Segment Start: Data records
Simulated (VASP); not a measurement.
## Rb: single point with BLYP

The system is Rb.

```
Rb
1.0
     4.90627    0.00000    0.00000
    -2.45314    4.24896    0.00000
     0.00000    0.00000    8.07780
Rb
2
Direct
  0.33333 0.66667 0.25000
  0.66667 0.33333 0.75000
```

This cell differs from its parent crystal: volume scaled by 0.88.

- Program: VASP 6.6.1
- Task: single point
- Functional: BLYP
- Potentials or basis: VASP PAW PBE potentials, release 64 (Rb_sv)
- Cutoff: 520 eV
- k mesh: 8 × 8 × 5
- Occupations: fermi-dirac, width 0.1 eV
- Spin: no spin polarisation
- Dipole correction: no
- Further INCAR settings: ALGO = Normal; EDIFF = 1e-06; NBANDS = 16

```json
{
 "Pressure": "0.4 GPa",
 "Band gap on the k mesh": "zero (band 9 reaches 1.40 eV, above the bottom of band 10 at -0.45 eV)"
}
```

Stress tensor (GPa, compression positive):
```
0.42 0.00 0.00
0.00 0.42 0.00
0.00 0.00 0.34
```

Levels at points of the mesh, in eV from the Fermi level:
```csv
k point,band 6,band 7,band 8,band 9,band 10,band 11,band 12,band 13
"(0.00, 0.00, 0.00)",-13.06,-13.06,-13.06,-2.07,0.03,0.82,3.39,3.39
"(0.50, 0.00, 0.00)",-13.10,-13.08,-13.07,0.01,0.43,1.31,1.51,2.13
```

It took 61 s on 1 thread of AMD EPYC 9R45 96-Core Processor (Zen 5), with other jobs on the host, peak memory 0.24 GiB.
Segment End: Data records

### Required action
Transcribe each entry. Leave nothing out.

### Exercise answer
Simulated (VASP); not a measurement.
## Rb: single point with BLYP

The system is Rb.

```
Rb
1.0
     4.90627    0.00000    0.00000
    -2.45314    4.24896    0.00000
     0.00000    0.00000    8.07780
Rb
2
Direct
  0.33333 0.66667 0.25000
  0.66667 0.33333 0.75000
```

This cell differs from its parent crystal: volume scaled by 0.88.

- Program: VASP 6.6.1
- Task: single point
- Functional: BLYP
- Potentials or basis: VASP PAW PBE potentials, release 64 (Rb_sv)
- Cutoff: 520 eV
- k mesh: 8 × 8 × 5
- Occupations: fermi-dirac, width 0.1 eV
- Spin: no spin polarisation
- Dipole correction: no
- Further INCAR settings: ALGO = Normal; EDIFF = 1e-06; NBANDS = 16

```json
{
 "Pressure": "0.4 GPa",
 "Band gap on the k mesh": "zero (band 9 reaches 1.40 eV, above the bottom of band 10 at -0.45 eV)"
}
```

Stress tensor (GPa, compression positive):
```
0.42 0.00 0.00
0.00 0.42 0.00
0.00 0.00 0.34
```

Levels at points of the mesh, in eV from the Fermi level:
```csv
k point,band 6,band 7,band 8,band 9,band 10,band 11,band 12,band 13
"(0.00, 0.00, 0.00)",-13.06,-13.06,-13.06,-2.07,0.03,0.82,3.39,3.39
"(0.50, 0.00, 0.00)",-13.10,-13.08,-13.07,0.01,0.43,1.31,1.51,2.13
```

It took 61 s on 1 thread of AMD EPYC 9R45 96-Core Processor (Zen 5), with other jobs on the host, peak memory 0.24 GiB.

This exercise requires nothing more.